**Entries supplied:**
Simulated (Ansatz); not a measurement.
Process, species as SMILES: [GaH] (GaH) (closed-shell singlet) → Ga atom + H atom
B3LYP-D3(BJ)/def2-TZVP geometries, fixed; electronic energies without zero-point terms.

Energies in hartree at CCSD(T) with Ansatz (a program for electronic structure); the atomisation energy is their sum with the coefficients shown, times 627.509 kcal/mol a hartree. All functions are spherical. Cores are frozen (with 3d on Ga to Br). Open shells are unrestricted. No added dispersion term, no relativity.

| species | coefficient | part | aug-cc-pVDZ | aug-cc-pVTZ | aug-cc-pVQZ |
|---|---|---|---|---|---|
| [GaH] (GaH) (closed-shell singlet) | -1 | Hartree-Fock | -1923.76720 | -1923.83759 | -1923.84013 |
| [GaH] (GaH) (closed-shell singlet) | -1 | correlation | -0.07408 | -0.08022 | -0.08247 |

**Work order:**
Take the lines from the first line of the listing to the line containing "-1923.83759 | -1923.84013 |". Please print them exactly, ends included, with nothing else.

**Written response:**
Simulated (Ansatz); not a measurement.
Process, species as SMILES: [GaH] (GaH) (closed-shell singlet) → Ga atom + H atom
B3LYP-D3(BJ)/def2-TZVP geometries, fixed; electronic energies without zero-point terms.

Energies in hartree at CCSD(T) with Ansatz (a program for electronic structure); the atomisation energy is their sum with the coefficients shown, times 627.509 kcal/mol a hartree. All functions are spherical. Cores are frozen (with 3d on Ga to Br). Open shells are unrestricted. No added dispersion term, no relativity.

| species | coefficient | part | aug-cc-pVDZ | aug-cc-pVTZ | aug-cc-pVQZ |
|---|---|---|---|---|---|
| [GaH] (GaH) (closed-shell singlet) | -1 | Hartree-Fock | -1923.76720 | -1923.83759 | -1923.84013 |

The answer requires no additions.